# [Work task]
Return only what lies between the first line of the entries and the line containing "## Approach", both lines included.

# [Dataset]
::::::::
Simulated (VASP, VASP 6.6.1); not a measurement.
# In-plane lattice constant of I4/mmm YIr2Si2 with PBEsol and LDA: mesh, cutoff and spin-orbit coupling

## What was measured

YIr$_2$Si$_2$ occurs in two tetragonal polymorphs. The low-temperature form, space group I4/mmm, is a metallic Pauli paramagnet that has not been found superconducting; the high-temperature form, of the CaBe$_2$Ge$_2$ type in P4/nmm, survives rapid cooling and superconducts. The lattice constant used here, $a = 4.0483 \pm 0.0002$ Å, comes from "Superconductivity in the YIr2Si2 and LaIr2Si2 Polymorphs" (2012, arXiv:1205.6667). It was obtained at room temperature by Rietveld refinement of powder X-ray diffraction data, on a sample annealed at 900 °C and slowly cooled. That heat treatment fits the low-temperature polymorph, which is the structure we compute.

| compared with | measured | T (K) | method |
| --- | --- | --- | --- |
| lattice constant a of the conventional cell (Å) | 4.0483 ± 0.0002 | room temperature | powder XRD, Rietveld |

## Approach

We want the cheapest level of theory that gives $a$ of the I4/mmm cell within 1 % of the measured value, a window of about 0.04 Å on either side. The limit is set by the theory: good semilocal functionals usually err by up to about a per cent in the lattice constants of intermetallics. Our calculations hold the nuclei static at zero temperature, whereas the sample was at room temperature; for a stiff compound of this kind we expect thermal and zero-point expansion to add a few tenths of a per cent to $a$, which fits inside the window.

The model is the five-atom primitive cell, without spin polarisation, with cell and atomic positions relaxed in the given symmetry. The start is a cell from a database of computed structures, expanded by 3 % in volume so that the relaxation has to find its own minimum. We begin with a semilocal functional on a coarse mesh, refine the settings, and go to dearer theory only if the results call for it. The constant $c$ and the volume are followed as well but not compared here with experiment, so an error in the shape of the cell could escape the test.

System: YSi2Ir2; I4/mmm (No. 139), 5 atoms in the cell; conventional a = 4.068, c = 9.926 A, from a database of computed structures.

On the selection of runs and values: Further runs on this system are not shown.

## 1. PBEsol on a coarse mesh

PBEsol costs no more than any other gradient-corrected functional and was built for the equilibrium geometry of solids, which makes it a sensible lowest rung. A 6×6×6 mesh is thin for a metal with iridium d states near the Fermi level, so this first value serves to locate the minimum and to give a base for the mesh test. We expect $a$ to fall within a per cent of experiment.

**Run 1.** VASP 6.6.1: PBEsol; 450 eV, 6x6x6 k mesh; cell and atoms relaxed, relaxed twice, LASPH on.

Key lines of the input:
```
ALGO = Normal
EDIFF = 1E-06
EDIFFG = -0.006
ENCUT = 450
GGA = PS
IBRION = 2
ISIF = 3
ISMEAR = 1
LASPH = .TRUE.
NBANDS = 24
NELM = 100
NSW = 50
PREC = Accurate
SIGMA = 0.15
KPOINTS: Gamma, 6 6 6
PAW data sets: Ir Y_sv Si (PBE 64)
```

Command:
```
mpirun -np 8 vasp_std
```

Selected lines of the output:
::::::::

# [Response box]
Simulated (VASP, VASP 6.6.1); not a measurement.
# In-plane lattice constant of I4/mmm YIr2Si2 with PBEsol and LDA: mesh, cutoff and spin-orbit coupling

## What was measured

YIr$_2$Si$_2$ occurs in two tetragonal polymorphs. The low-temperature form, space group I4/mmm, is a metallic Pauli paramagnet that has not been found superconducting; the high-temperature form, of the CaBe$_2$Ge$_2$ type in P4/nmm, survives rapid cooling and superconducts. The lattice constant used here, $a = 4.0483 \pm 0.0002$ Å, comes from "Superconductivity in the YIr2Si2 and LaIr2Si2 Polymorphs" (2012, arXiv:1205.6667). It was obtained at room temperature by Rietveld refinement of powder X-ray diffraction data, on a sample annealed at 900 °C and slowly cooled. That heat treatment fits the low-temperature polymorph, which is the structure we compute.

| compared with | measured | T (K) | method |
| --- | --- | --- | --- |
| lattice constant a of the conventional cell (Å) | 4.0483 ± 0.0002 | room temperature | powder XRD, Rietveld |

## Approach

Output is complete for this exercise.